**Available data**:
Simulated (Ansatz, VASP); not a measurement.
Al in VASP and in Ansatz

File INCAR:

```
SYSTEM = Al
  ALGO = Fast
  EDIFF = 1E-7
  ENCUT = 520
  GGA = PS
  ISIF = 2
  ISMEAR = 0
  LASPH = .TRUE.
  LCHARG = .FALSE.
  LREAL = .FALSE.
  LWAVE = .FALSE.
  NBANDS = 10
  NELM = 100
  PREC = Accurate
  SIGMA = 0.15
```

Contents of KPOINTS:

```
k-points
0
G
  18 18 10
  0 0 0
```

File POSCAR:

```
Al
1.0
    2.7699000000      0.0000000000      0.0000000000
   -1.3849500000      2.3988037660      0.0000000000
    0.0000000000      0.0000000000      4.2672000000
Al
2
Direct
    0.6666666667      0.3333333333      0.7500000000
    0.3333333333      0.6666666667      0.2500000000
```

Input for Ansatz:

**Work request**: Return the data exactly. Include every record.

**Your solution**:
Simulated (Ansatz, VASP); not a measurement.
Al in VASP and in Ansatz

File INCAR:

```
SYSTEM = Al
  ALGO = Fast
  EDIFF = 1E-7
  ENCUT = 520
  GGA = PS
  ISIF = 2
  ISMEAR = 0
  LASPH = .TRUE.
  LCHARG = .FALSE.
  LREAL = .FALSE.
  LWAVE = .FALSE.
  NBANDS = 10
  NELM = 100
  PREC = Accurate
  SIGMA = 0.15
```

Contents of KPOINTS:

```
k-points
0
G
  18 18 10
  0 0 0
```

File POSCAR:

```
Al
1.0
    2.7699000000      0.0000000000      0.0000000000
   -1.3849500000      2.3988037660      0.0000000000
    0.0000000000      0.0000000000      4.2672000000
Al
2
Direct
    0.6666666667      0.3333333333      0.7500000000
    0.3333333333      0.6666666667      0.2500000000
```

Input for Ansatz:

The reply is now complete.